• _Work task_:
Give back the data in full. Leave nothing out.

====== Information supplied
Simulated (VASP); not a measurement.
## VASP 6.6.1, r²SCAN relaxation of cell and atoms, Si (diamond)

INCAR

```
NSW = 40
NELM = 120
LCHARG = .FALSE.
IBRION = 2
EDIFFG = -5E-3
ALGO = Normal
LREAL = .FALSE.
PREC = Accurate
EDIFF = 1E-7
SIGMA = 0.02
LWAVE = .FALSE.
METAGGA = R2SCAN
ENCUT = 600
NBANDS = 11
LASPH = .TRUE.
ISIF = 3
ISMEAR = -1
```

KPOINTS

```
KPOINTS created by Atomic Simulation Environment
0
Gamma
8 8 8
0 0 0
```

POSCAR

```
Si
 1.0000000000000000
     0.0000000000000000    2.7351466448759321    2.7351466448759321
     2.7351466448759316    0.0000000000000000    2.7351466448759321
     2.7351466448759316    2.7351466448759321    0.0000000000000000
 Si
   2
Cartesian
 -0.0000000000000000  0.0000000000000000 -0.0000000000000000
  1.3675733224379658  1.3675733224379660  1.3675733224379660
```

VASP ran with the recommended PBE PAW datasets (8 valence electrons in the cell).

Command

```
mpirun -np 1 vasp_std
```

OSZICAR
============

• _Exercise solution_:
Simulated (VASP); not a measurement.
## VASP 6.6.1, r²SCAN relaxation of cell and atoms, Si (diamond)

INCAR

```
NSW = 40
NELM = 120
LCHARG = .FALSE.
IBRION = 2
EDIFFG = -5E-3
ALGO = Normal
LREAL = .FALSE.
PREC = Accurate
EDIFF = 1E-7
SIGMA = 0.02
LWAVE = .FALSE.
METAGGA = R2SCAN
ENCUT = 600
NBANDS = 11
LASPH = .TRUE.
ISIF = 3
ISMEAR = -1
```

KPOINTS

```
KPOINTS created by Atomic Simulation Environment
0
Gamma
8 8 8
0 0 0
```

POSCAR

```
Si
 1.0000000000000000
     0.0000000000000000    2.7351466448759321    2.7351466448759321
     2.7351466448759316    0.0000000000000000    2.7351466448759321
     2.7351466448759316    2.7351466448759321    0.0000000000000000
 Si
   2
Cartesian
 -0.0000000000000000  0.0000000000000000 -0.0000000000000000
  1.3675733224379658  1.3675733224379660  1.3675733224379660
```

VASP ran with the recommended PBE PAW datasets (8 valence electrons in the cell).

Command

```
mpirun -np 1 vasp_std
```

OSZICAR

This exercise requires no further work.